ASSIGNED TASK:
In the data below, find the line containing "LDA | +174.0 | 15 s |", then set down that line and every later line up to and including the line containing "hybrid | +197.3 | 1.9 min |", exactly.

SUPPLIED INFORMATION:
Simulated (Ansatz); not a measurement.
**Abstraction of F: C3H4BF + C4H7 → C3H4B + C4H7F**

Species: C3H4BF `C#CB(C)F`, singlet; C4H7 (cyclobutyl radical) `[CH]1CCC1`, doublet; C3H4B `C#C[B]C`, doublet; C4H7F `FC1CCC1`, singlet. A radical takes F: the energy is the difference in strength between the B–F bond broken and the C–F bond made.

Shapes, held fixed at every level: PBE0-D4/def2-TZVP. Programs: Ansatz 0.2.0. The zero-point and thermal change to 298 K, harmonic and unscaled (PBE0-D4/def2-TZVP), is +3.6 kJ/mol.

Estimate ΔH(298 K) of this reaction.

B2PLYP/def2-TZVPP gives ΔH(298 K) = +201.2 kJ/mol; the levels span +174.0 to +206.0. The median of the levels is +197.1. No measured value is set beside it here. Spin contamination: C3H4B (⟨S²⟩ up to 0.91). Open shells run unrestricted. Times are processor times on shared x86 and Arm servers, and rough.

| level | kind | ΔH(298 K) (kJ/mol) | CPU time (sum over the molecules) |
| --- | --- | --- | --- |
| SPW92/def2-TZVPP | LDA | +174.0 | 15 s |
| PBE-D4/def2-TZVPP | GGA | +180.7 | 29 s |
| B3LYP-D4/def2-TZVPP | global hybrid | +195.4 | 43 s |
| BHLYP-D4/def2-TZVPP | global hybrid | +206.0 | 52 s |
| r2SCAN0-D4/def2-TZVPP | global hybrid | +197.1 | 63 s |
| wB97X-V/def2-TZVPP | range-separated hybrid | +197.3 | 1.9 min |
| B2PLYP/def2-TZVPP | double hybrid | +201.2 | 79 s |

TASK RESPONSE:
| SPW92/def2-TZVPP | LDA | +174.0 | 15 s |
| PBE-D4/def2-TZVPP | GGA | +180.7 | 29 s |
| B3LYP-D4/def2-TZVPP | global hybrid | +195.4 | 43 s |
| BHLYP-D4/def2-TZVPP | global hybrid | +206.0 | 52 s |
| r2SCAN0-D4/def2-TZVPP | global hybrid | +197.1 | 63 s |
| wB97X-V/def2-TZVPP | range-separated hybrid | +197.3 | 1.9 min |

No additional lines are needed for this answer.